§ **Requirement**
Needed from the data below: every line from the one with "130-140 | 0 | 4 |" up to and including the one with "170-180 | 0 | 0 |", repeated exactly and with nothing else.

§ **Data provided**
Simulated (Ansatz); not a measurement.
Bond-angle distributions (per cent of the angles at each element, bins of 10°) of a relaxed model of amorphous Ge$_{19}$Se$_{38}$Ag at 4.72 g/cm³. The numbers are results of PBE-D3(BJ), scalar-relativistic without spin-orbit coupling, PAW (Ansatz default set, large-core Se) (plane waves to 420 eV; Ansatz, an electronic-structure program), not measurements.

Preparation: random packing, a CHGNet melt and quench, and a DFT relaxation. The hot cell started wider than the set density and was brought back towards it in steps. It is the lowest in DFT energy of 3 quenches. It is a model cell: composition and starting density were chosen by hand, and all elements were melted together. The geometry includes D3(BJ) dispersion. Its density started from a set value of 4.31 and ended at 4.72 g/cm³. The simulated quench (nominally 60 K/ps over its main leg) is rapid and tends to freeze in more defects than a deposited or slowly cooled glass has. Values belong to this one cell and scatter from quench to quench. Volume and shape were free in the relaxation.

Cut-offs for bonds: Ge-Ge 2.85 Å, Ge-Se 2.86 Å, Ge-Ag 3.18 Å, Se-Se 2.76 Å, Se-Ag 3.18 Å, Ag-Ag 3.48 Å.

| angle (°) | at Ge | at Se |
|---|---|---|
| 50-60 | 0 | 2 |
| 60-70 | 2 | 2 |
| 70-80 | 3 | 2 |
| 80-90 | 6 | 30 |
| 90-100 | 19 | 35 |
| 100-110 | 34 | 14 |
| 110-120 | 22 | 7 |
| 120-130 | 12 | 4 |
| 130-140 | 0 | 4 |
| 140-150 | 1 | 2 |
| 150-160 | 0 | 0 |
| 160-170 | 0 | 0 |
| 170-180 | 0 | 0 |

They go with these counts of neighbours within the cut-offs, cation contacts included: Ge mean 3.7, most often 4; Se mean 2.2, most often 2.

§ **Response box**
| 130-140 | 0 | 4 |
| 140-150 | 1 | 2 |
| 150-160 | 0 | 0 |
| 160-170 | 0 | 0 |
| 170-180 | 0 | 0 |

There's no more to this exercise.